Entries shown -
▼
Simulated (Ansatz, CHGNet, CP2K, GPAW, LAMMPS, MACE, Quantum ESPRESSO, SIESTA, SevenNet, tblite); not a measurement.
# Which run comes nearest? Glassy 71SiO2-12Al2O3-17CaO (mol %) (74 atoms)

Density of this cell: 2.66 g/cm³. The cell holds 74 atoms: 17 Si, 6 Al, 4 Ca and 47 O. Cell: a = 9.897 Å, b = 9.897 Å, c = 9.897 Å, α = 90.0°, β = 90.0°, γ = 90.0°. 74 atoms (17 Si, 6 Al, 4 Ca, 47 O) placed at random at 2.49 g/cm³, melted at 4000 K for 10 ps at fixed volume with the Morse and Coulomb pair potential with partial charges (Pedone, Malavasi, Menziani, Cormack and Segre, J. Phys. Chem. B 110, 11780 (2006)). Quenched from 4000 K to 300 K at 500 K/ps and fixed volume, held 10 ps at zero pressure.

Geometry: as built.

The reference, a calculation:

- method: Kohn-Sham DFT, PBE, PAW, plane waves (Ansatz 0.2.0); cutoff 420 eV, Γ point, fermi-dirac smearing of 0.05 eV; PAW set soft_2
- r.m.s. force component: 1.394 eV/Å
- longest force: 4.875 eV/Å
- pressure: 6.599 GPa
▲

Work instruction -
Starting from the first line above, copy the data through to the last line exactly.

Response box -
Simulated (Ansatz, CHGNet, CP2K, GPAW, LAMMPS, MACE, Quantum ESPRESSO, SIESTA, SevenNet, tblite); not a measurement.
# Which run comes nearest? Glassy 71SiO2-12Al2O3-17CaO (mol %) (74 atoms)

Density of this cell: 2.66 g/cm³. The cell holds 74 atoms: 17 Si, 6 Al, 4 Ca and 47 O. Cell: a = 9.897 Å, b = 9.897 Å, c = 9.897 Å, α = 90.0°, β = 90.0°, γ = 90.0°. 74 atoms (17 Si, 6 Al, 4 Ca, 47 O) placed at random at 2.49 g/cm³, melted at 4000 K for 10 ps at fixed volume with the Morse and Coulomb pair potential with partial charges (Pedone, Malavasi, Menziani, Cormack and Segre, J. Phys. Chem. B 110, 11780 (2006)). Quenched from 4000 K to 300 K at 500 K/ps and fixed volume, held 10 ps at zero pressure.

Geometry: as built.

The reference, a calculation:

- method: Kohn-Sham DFT, PBE, PAW, plane waves (Ansatz 0.2.0); cutoff 420 eV, Γ point, fermi-dirac smearing of 0.05 eV; PAW set soft_2
- r.m.s. force component: 1.394 eV/Å
- longest force: 4.875 eV/Å
- pressure: 6.599 GPa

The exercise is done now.